_Activity_. If a line contains "Q: What does", it is the last one to write out; begin with the first line of the records and copy each exactly.

Records provided Block Start

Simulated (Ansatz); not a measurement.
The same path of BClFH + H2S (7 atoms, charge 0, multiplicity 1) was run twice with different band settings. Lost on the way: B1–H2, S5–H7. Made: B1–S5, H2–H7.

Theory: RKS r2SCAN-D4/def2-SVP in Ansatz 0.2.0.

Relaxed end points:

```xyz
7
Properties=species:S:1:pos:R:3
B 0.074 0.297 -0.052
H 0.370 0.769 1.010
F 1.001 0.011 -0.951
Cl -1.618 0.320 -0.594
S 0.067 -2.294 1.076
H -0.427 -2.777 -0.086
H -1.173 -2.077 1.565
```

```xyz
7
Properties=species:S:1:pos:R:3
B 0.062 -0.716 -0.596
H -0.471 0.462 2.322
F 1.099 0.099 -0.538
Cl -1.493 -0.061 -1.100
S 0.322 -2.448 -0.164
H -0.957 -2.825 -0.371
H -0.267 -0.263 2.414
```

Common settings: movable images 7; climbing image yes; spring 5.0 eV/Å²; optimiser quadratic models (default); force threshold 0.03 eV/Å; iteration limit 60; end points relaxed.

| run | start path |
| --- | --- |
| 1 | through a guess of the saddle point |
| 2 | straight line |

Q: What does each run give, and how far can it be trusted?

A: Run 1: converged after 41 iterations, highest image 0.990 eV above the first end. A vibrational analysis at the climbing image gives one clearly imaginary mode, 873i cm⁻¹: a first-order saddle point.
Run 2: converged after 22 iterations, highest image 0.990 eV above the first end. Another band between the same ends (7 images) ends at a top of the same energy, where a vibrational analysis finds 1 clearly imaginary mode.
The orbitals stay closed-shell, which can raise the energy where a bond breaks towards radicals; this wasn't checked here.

Records provided Block End

_Written response_.
Simulated (Ansatz); not a measurement.
The same path of BClFH + H2S (7 atoms, charge 0, multiplicity 1) was run twice with different band settings. Lost on the way: B1–H2, S5–H7. Made: B1–S5, H2–H7.

Theory: RKS r2SCAN-D4/def2-SVP in Ansatz 0.2.0.

Relaxed end points:

```xyz
7
Properties=species:S:1:pos:R:3
B 0.074 0.297 -0.052
H 0.370 0.769 1.010
F 1.001 0.011 -0.951
Cl -1.618 0.320 -0.594
S 0.067 -2.294 1.076
H -0.427 -2.777 -0.086
H -1.173 -2.077 1.565
```

```xyz
7
Properties=species:S:1:pos:R:3
B 0.062 -0.716 -0.596
H -0.471 0.462 2.322
F 1.099 0.099 -0.538
Cl -1.493 -0.061 -1.100
S 0.322 -2.448 -0.164
H -0.957 -2.825 -0.371
H -0.267 -0.263 2.414
```

Common settings: movable images 7; climbing image yes; spring 5.0 eV/Å²; optimiser quadratic models (default); force threshold 0.03 eV/Å; iteration limit 60; end points relaxed.

| run | start path |
| --- | --- |
| 1 | through a guess of the saddle point |
| 2 | straight line |

Q: What does each run give, and how far can it be trusted?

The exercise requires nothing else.